Raw data |
Content starts

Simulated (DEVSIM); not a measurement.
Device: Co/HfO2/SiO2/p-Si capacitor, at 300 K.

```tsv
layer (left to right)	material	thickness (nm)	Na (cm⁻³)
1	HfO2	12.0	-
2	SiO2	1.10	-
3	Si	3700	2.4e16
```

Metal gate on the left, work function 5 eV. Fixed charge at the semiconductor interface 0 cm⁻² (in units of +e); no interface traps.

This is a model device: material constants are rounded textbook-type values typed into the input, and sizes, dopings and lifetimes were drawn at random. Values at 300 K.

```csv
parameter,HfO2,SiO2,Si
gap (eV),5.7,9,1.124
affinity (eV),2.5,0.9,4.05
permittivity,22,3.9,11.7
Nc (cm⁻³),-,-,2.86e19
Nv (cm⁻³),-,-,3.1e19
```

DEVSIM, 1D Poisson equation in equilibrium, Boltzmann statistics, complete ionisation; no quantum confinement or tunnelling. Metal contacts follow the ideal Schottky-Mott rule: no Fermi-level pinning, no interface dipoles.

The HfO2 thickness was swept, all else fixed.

Content ends

Task item |
Quote the listing in full, please, keeping every line exact.

Task solution |
Simulated (DEVSIM); not a measurement.
Device: Co/HfO2/SiO2/p-Si capacitor, at 300 K.

```tsv
layer (left to right)	material	thickness (nm)	Na (cm⁻³)
1	HfO2	12.0	-
2	SiO2	1.10	-
3	Si	3700	2.4e16
```

Metal gate on the left, work function 5 eV. Fixed charge at the semiconductor interface 0 cm⁻² (in units of +e); no interface traps.

This is a model device: material constants are rounded textbook-type values typed into the input, and sizes, dopings and lifetimes were drawn at random. Values at 300 K.

```csv
parameter,HfO2,SiO2,Si
gap (eV),5.7,9,1.124
affinity (eV),2.5,0.9,4.05
permittivity,22,3.9,11.7
Nc (cm⁻³),-,-,2.86e19
Nv (cm⁻³),-,-,3.1e19
```

DEVSIM, 1D Poisson equation in equilibrium, Boltzmann statistics, complete ionisation; no quantum confinement or tunnelling. Metal contacts follow the ideal Schottky-Mott rule: no Fermi-level pinning, no interface dipoles.

The HfO2 thickness was swept, all else fixed.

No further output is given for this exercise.